#### Excerpted records
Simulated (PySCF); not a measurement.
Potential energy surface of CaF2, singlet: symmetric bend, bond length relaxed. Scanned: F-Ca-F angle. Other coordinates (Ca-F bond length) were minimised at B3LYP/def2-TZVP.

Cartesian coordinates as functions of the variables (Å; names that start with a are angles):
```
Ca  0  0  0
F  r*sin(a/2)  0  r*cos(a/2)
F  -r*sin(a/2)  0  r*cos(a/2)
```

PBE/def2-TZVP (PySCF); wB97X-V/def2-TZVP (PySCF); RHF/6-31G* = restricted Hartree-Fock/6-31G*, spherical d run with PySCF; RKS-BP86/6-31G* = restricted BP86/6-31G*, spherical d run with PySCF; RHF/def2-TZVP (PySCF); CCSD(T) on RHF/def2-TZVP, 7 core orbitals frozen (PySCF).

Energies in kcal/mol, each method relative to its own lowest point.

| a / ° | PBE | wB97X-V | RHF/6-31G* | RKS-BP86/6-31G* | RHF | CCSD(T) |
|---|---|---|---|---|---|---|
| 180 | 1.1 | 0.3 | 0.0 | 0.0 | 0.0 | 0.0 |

#### Work request
Only the lines from the beginning of the listing through the line containing "Potential energy surface" are wanted, each restated word for word.

#### Task answer
Simulated (PySCF); not a measurement.
Potential energy surface of CaF2, singlet: symmetric bend, bond length relaxed. Scanned: F-Ca-F angle. Other coordinates (Ca-F bond length) were minimised at B3LYP/def2-TZVP.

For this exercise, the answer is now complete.